[[ DATA RECORDS, beginning ]]

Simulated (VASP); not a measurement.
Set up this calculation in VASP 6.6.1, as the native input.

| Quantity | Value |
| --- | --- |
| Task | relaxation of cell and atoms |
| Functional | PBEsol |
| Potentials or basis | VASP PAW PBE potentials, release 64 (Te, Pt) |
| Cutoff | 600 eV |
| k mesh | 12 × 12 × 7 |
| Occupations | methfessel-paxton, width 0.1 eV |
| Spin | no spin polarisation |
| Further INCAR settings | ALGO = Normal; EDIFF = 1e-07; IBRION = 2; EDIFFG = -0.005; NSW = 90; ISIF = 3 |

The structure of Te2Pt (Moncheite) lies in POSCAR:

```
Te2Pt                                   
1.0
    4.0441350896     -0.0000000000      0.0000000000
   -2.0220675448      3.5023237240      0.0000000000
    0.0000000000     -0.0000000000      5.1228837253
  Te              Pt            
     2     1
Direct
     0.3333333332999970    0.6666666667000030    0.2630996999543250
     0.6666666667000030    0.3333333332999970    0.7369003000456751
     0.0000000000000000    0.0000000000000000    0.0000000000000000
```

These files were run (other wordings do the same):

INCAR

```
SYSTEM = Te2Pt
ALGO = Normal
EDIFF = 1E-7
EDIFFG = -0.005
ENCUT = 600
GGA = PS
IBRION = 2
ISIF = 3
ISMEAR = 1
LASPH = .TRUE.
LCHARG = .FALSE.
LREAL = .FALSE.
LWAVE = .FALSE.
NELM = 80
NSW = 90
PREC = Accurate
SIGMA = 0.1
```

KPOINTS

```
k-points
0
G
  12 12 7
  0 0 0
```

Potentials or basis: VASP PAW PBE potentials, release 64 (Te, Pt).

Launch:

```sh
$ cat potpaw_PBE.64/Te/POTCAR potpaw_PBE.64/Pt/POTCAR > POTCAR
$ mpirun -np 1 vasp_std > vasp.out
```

[[ DATA RECORDS, end ]]

◆ ACTION ITEM:
Produce a word-for-word copy of everything above from the line holding "64 (Te, Pt) |" down to the line holding "90; ISIF = 3 |", with both of those lines kept.

◆ RESPONSE BOX:
| Potentials or basis | VASP PAW PBE potentials, release 64 (Te, Pt) |
| Cutoff | 600 eV |
| k mesh | 12 × 12 × 7 |
| Occupations | methfessel-paxton, width 0.1 eV |
| Spin | no spin polarisation |
| Further INCAR settings | ALGO = Normal; EDIFF = 1e-07; IBRION = 2; EDIFFG = -0.005; NSW = 90; ISIF = 3 |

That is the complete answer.